Copy out the data line by line exactly, from its start to the line bearing "Cantera simulation using", inclusive.

Given entries:
________
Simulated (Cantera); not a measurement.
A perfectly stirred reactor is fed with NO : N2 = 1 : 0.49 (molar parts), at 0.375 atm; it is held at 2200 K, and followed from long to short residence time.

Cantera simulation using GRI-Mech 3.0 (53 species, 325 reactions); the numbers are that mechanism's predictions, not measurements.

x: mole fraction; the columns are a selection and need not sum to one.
________

Response area:
Simulated (Cantera); not a measurement.
A perfectly stirred reactor is fed with NO : N2 = 1 : 0.49 (molar parts), at 0.375 atm; it is held at 2200 K, and followed from long to short residence time.

Cantera simulation using GRI-Mech 3.0 (53 species, 325 reactions); the numbers are that mechanism's predictions, not measurements.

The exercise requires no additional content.